## Excerpted data
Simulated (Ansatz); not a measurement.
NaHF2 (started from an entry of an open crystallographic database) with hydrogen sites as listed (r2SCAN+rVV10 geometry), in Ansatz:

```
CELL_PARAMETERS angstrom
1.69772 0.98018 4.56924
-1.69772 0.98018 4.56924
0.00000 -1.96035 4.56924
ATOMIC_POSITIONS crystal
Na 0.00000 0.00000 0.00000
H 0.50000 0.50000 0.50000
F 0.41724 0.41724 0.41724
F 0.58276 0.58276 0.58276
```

## Activity
Copy out the records once more. Match them exactly.

## Answer box
Simulated (Ansatz); not a measurement.
NaHF2 (started from an entry of an open crystallographic database) with hydrogen sites as listed (r2SCAN+rVV10 geometry), in Ansatz:

```
CELL_PARAMETERS angstrom
1.69772 0.98018 4.56924
-1.69772 0.98018 4.56924
0.00000 -1.96035 4.56924
ATOMIC_POSITIONS crystal
Na 0.00000 0.00000 0.00000
H 0.50000 0.50000 0.50000
F 0.41724 0.41724 0.41724
F 0.58276 0.58276 0.58276
```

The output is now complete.